• [Work item] All of the data below is to be copied exactly.

**** Raw data ****

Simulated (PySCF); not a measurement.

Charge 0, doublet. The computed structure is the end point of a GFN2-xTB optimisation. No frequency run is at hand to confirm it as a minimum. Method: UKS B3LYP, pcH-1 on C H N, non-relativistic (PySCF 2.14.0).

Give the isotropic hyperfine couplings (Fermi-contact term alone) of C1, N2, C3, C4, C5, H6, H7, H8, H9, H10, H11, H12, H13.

****

• [Answer box]
Simulated (PySCF); not a measurement.

Charge 0, doublet. The computed structure is the end point of a GFN2-xTB optimisation. No frequency run is at hand to confirm it as a minimum. Method: UKS B3LYP, pcH-1 on C H N, non-relativistic (PySCF 2.14.0).

Give the isotropic hyperfine couplings (Fermi-contact term alone) of C1, N2, C3, C4, C5, H6, H7, H8, H9, H10, H11, H12, H13.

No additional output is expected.